+ + +

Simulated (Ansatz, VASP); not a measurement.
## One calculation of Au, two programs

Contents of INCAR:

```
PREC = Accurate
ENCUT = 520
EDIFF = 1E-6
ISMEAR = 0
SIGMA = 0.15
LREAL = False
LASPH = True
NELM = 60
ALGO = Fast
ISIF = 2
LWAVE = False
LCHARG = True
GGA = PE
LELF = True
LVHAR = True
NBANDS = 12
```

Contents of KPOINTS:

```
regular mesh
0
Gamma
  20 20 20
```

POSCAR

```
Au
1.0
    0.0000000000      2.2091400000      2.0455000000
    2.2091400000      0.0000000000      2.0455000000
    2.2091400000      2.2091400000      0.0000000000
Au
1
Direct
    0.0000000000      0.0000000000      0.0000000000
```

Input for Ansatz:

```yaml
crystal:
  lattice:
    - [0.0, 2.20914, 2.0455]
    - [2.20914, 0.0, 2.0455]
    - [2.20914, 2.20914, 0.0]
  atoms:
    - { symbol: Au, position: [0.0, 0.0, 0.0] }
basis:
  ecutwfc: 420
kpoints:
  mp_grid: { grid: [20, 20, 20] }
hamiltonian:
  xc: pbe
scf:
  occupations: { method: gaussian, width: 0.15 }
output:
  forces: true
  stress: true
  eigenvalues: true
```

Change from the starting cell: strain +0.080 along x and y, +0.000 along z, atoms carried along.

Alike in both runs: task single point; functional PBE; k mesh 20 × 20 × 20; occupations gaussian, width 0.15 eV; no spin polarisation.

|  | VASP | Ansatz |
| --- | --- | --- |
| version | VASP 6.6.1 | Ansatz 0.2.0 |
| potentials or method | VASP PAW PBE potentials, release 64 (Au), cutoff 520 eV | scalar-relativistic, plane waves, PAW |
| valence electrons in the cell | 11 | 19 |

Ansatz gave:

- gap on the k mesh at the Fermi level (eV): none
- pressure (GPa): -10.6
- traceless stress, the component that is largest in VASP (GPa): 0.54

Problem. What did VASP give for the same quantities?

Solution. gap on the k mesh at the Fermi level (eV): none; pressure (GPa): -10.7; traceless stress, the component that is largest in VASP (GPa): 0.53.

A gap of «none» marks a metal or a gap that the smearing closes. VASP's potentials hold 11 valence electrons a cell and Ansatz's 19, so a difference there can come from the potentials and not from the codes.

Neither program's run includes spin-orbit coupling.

+ + +

Of the entries above, repeat exactly the lines between the line with "- traceless stress, the" and the line with "from the codes.", inclusive, and no others.

#### [Answer box]
- traceless stress, the component that is largest in VASP (GPa): 0.54

Problem. What did VASP give for the same quantities?

Solution. gap on the k mesh at the Fermi level (eV): none; pressure (GPa): -10.7; traceless stress, the component that is largest in VASP (GPa): 0.53.

A gap of «none» marks a metal or a gap that the smearing closes. VASP's potentials hold 11 valence electrons a cell and Ansatz's 19, so a difference there can come from the potentials and not from the codes.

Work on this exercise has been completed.